## ASSIGNED TASK
Give back the lines of the records exactly, starting at the first and ending at the one with "An adiabatic, constant-volume".

## GIVEN INFORMATION

-*-

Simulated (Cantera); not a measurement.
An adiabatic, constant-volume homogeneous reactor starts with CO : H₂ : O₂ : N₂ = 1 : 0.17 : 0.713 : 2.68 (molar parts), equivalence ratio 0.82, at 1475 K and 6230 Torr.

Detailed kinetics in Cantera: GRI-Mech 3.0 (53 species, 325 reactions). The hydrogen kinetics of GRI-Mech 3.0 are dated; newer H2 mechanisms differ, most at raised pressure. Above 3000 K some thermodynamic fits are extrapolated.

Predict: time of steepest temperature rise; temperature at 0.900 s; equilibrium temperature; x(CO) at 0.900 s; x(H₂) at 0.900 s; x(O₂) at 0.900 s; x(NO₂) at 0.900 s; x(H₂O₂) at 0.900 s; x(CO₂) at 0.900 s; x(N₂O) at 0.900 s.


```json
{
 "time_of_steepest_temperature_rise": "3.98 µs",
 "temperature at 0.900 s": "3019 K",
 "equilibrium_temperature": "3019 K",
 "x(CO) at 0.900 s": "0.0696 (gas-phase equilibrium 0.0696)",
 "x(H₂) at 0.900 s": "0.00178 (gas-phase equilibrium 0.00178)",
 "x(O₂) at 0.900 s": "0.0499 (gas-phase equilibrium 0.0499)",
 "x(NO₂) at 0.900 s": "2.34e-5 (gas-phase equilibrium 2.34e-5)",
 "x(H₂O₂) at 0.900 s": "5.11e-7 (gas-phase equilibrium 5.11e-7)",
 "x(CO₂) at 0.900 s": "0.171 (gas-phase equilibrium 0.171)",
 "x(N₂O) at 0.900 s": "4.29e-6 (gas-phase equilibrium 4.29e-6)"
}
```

-*-

## WRITTEN SOLUTION
Simulated (Cantera); not a measurement.
An adiabatic, constant-volume homogeneous reactor starts with CO : H₂ : O₂ : N₂ = 1 : 0.17 : 0.713 : 2.68 (molar parts), equivalence ratio 0.82, at 1475 K and 6230 Torr.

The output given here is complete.